Data extracts
★ ★ ★ ★ ★
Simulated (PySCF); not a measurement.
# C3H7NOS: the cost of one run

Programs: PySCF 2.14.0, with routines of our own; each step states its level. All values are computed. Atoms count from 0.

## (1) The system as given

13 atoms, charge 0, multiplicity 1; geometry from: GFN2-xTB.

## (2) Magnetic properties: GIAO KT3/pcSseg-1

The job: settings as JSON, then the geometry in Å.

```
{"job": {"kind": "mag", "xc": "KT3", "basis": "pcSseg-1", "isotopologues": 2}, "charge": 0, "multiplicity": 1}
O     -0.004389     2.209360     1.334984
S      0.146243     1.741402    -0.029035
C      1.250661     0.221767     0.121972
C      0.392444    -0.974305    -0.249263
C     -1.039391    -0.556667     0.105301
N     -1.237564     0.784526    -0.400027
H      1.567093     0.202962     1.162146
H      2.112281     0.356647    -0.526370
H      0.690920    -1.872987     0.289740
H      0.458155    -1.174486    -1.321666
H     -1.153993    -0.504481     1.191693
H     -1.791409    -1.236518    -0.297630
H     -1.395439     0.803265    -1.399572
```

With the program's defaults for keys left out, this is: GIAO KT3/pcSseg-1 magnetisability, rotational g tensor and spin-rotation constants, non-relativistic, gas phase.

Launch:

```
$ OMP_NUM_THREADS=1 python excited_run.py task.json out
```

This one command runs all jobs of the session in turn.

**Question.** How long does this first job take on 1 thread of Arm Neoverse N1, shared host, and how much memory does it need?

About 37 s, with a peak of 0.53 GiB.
★ ★ ★ ★ ★

Exercise
Retype, exactly and in full, the lines above from the one containing "With the program's" through the one containing "does it need?".

Task answer
With the program's defaults for keys left out, this is: GIAO KT3/pcSseg-1 magnetisability, rotational g tensor and spin-rotation constants, non-relativistic, gas phase.

Launch:

```
$ OMP_NUM_THREADS=1 python excited_run.py task.json out
```

This one command runs all jobs of the session in turn.

**Question.** How long does this first job take on 1 thread of Arm Neoverse N1, shared host, and how much memory does it need?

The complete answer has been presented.